(PROVIDED DATA)
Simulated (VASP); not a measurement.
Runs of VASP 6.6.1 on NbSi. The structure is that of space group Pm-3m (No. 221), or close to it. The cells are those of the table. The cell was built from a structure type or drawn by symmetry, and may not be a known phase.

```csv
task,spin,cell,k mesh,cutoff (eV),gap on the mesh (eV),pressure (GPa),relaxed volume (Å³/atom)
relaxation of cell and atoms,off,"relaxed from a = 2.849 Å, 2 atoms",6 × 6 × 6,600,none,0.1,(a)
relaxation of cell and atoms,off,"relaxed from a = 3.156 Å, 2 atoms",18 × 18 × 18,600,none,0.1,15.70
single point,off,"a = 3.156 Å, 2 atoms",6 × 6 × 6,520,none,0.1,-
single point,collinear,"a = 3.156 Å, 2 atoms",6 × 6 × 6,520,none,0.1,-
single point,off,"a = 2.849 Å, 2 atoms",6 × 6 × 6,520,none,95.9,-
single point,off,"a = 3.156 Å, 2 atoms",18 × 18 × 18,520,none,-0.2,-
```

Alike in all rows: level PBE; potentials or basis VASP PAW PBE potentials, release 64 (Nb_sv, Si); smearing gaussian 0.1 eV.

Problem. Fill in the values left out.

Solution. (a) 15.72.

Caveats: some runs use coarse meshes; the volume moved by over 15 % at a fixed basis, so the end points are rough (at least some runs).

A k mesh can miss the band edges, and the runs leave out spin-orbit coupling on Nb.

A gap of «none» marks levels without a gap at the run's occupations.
(End PROVIDED DATA)

_ACTION ITEM_
Write out every entry once more, precisely as it stands.

_TASK RESPONSE_
Simulated (VASP); not a measurement.
Runs of VASP 6.6.1 on NbSi. The structure is that of space group Pm-3m (No. 221), or close to it. The cells are those of the table. The cell was built from a structure type or drawn by symmetry, and may not be a known phase.

```csv
task,spin,cell,k mesh,cutoff (eV),gap on the mesh (eV),pressure (GPa),relaxed volume (Å³/atom)
relaxation of cell and atoms,off,"relaxed from a = 2.849 Å, 2 atoms",6 × 6 × 6,600,none,0.1,(a)
relaxation of cell and atoms,off,"relaxed from a = 3.156 Å, 2 atoms",18 × 18 × 18,600,none,0.1,15.70
single point,off,"a = 3.156 Å, 2 atoms",6 × 6 × 6,520,none,0.1,-
single point,collinear,"a = 3.156 Å, 2 atoms",6 × 6 × 6,520,none,0.1,-
single point,off,"a = 2.849 Å, 2 atoms",6 × 6 × 6,520,none,95.9,-
single point,off,"a = 3.156 Å, 2 atoms",18 × 18 × 18,520,none,-0.2,-
```

Alike in all rows: level PBE; potentials or basis VASP PAW PBE potentials, release 64 (Nb_sv, Si); smearing gaussian 0.1 eV.

Problem. Fill in the values left out.

Solution. (a) 15.72.

Caveats: some runs use coarse meshes; the volume moved by over 15 % at a fixed basis, so the end points are rough (at least some runs).

A k mesh can miss the band edges, and the runs leave out spin-orbit coupling on Nb.

A gap of «none» marks levels without a gap at the run's occupations.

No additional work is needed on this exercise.